Beginning with the first line, please return the entries exactly through the line that contains "cutoffs and numerics.", and leave out all later lines.

**GIVEN DATA**
========================
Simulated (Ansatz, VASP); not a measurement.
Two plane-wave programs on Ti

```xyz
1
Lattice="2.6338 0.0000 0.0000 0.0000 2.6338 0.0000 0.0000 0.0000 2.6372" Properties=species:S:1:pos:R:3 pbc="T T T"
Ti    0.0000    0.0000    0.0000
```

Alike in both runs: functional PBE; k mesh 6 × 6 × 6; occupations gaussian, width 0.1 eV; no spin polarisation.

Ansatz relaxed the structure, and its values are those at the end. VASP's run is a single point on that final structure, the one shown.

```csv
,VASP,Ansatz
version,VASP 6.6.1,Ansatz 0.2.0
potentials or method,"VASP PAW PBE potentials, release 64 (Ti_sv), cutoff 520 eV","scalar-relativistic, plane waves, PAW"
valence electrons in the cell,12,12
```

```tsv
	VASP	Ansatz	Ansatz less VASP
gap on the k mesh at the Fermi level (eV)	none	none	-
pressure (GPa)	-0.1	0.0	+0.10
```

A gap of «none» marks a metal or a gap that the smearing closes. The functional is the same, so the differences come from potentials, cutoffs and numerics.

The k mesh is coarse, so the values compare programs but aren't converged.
========================

**TASK OUTPUT**
Simulated (Ansatz, VASP); not a measurement.
Two plane-wave programs on Ti

```xyz
1
Lattice="2.6338 0.0000 0.0000 0.0000 2.6338 0.0000 0.0000 0.0000 2.6372" Properties=species:S:1:pos:R:3 pbc="T T T"
Ti    0.0000    0.0000    0.0000
```

Alike in both runs: functional PBE; k mesh 6 × 6 × 6; occupations gaussian, width 0.1 eV; no spin polarisation.

Ansatz relaxed the structure, and its values are those at the end. VASP's run is a single point on that final structure, the one shown.

```csv
,VASP,Ansatz
version,VASP 6.6.1,Ansatz 0.2.0
potentials or method,"VASP PAW PBE potentials, release 64 (Ti_sv), cutoff 520 eV","scalar-relativistic, plane waves, PAW"
valence electrons in the cell,12,12
```

```tsv
	VASP	Ansatz	Ansatz less VASP
gap on the k mesh at the Fermi level (eV)	none	none	-
pressure (GPa)	-0.1	0.0	+0.10
```

A gap of «none» marks a metal or a gap that the smearing closes. The functional is the same, so the differences come from potentials, cutoffs and numerics.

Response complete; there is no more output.